ASSIGNMENT: Your answer should contain every line of the records, transcribed word for word.

LISTED RECORDS:

┏━━

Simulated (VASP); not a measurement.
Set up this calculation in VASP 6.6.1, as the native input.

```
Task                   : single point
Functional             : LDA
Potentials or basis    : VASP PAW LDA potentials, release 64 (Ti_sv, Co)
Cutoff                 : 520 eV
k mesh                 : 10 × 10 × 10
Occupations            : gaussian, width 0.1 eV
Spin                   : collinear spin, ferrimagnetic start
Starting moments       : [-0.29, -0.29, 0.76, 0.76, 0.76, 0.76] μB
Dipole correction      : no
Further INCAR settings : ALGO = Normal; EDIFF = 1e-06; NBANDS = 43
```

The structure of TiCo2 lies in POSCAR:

┗━━

TASK RESULT:
Simulated (VASP); not a measurement.
Set up this calculation in VASP 6.6.1, as the native input.

```
Task                   : single point
Functional             : LDA
Potentials or basis    : VASP PAW LDA potentials, release 64 (Ti_sv, Co)
Cutoff                 : 520 eV
k mesh                 : 10 × 10 × 10
Occupations            : gaussian, width 0.1 eV
Spin                   : collinear spin, ferrimagnetic start
Starting moments       : [-0.29, -0.29, 0.76, 0.76, 0.76, 0.76] μB
Dipole correction      : no
Further INCAR settings : ALGO = Normal; EDIFF = 1e-06; NBANDS = 43
```

The structure of TiCo2 lies in POSCAR:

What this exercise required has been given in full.